------------

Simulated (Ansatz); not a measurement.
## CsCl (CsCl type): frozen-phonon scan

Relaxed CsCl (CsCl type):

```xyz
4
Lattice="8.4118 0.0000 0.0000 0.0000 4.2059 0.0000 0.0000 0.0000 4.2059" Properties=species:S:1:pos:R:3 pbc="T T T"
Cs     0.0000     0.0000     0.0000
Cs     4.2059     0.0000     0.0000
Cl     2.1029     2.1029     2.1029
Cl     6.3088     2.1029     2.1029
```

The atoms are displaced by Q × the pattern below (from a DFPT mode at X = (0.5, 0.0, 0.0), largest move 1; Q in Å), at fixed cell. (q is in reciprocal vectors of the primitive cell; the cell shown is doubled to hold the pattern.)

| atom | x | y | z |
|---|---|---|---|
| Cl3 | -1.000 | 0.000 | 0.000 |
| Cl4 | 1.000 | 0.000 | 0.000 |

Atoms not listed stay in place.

------------

• ASSIGNED TASK:
Word for word, write out the data.

• WRITTEN REPLY:
Simulated (Ansatz); not a measurement.
## CsCl (CsCl type): frozen-phonon scan

Relaxed CsCl (CsCl type):

```xyz
4
Lattice="8.4118 0.0000 0.0000 0.0000 4.2059 0.0000 0.0000 0.0000 4.2059" Properties=species:S:1:pos:R:3 pbc="T T T"
Cs     0.0000     0.0000     0.0000
Cs     4.2059     0.0000     0.0000
Cl     2.1029     2.1029     2.1029
Cl     6.3088     2.1029     2.1029
```

The atoms are displaced by Q × the pattern below (from a DFPT mode at X = (0.5, 0.0, 0.0), largest move 1; Q in Å), at fixed cell. (q is in reciprocal vectors of the primitive cell; the cell shown is doubled to hold the pattern.)

| atom | x | y | z |
|---|---|---|---|
| Cl3 | -1.000 | 0.000 | 0.000 |
| Cl4 | 1.000 | 0.000 | 0.000 |

Atoms not listed stay in place.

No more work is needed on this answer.